———

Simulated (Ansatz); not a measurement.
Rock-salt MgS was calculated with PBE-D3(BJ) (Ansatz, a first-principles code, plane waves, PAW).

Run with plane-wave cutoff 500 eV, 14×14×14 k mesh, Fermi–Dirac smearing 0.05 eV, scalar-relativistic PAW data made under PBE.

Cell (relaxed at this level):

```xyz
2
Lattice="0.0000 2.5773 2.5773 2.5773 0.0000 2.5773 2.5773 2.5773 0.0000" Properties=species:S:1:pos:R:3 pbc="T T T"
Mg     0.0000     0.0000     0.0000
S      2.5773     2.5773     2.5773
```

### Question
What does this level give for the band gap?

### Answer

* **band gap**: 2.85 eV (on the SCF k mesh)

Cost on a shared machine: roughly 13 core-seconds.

———

§ **Work task**
Repeat the entire listing above, keeping every line exactly the same.

§ **Exercise result**
Simulated (Ansatz); not a measurement.
Rock-salt MgS was calculated with PBE-D3(BJ) (Ansatz, a first-principles code, plane waves, PAW).

Run with plane-wave cutoff 500 eV, 14×14×14 k mesh, Fermi–Dirac smearing 0.05 eV, scalar-relativistic PAW data made under PBE.

Cell (relaxed at this level):

```xyz
2
Lattice="0.0000 2.5773 2.5773 2.5773 0.0000 2.5773 2.5773 2.5773 0.0000" Properties=species:S:1:pos:R:3 pbc="T T T"
Mg     0.0000     0.0000     0.0000
S      2.5773     2.5773     2.5773
```

### Question
What does this level give for the band gap?

### Answer

* **band gap**: 2.85 eV (on the SCF k mesh)

Cost on a shared machine: roughly 13 core-seconds.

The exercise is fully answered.